▶ **REQUIREMENT**: Look below for the line containing "# La/Ag(100): work"; from there, print each line exactly up to and including the line containing "### 2. Relaxation", and stop.

——————————

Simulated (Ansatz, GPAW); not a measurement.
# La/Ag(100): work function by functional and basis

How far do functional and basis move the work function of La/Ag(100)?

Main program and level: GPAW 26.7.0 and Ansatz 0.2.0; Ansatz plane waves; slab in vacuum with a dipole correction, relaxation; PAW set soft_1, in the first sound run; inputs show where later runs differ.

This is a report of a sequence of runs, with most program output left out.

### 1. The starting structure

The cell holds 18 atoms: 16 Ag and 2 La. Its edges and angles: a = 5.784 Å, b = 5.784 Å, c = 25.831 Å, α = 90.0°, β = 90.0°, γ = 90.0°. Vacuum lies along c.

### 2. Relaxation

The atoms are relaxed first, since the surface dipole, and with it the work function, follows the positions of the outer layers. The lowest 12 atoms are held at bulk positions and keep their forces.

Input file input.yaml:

——————————

▶ **EXPECTED ANSWER**:
# La/Ag(100): work function by functional and basis

How far do functional and basis move the work function of La/Ag(100)?

Main program and level: GPAW 26.7.0 and Ansatz 0.2.0; Ansatz plane waves; slab in vacuum with a dipole correction, relaxation; PAW set soft_1, in the first sound run; inputs show where later runs differ.

This is a report of a sequence of runs, with most program output left out.

### 1. The starting structure

The cell holds 18 atoms: 16 Ag and 2 La. Its edges and angles: a = 5.784 Å, b = 5.784 Å, c = 25.831 Å, α = 90.0°, β = 90.0°, γ = 90.0°. Vacuum lies along c.

### 2. Relaxation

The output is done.